*** Records supplied ***

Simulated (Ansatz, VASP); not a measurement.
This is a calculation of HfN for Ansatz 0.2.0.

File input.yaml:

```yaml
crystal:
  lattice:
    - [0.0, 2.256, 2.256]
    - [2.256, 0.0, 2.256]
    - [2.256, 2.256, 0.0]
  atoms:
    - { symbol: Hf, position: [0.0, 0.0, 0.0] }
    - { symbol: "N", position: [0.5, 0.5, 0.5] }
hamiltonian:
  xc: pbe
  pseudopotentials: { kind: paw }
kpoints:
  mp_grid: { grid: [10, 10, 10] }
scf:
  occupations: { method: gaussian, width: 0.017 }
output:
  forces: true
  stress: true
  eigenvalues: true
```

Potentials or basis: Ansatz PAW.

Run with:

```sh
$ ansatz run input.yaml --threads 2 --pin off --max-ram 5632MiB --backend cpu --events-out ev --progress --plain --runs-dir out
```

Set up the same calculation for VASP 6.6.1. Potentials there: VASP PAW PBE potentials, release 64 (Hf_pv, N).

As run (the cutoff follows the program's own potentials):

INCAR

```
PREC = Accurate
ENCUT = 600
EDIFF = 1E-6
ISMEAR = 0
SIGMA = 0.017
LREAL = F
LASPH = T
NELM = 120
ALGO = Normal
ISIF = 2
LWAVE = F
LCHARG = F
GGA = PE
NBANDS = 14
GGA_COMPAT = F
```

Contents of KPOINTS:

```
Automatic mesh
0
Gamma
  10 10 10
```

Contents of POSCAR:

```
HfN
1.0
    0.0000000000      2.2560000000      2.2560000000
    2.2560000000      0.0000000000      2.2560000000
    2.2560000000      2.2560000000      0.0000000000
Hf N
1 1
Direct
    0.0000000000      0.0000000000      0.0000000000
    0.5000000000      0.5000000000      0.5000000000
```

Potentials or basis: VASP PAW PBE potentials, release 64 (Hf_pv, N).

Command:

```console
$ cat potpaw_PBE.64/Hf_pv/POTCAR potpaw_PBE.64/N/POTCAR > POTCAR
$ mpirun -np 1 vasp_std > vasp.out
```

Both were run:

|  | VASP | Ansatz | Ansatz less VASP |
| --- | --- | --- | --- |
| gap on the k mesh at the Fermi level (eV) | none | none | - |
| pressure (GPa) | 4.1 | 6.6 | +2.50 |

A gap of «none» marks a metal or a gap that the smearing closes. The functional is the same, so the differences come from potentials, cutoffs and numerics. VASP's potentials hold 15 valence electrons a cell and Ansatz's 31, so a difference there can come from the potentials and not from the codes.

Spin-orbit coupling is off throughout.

***

## Exercise
Above are the records; from them, give again exactly the lines from the one containing "Potentials or basis: VASP" through the one containing "less VASP |", both included.

## Result
Potentials or basis: VASP PAW PBE potentials, release 64 (Hf_pv, N).

Command:

```console
$ cat potpaw_PBE.64/Hf_pv/POTCAR potpaw_PBE.64/N/POTCAR > POTCAR
$ mpirun -np 1 vasp_std > vasp.out
```

Both were run:

|  | VASP | Ansatz | Ansatz less VASP |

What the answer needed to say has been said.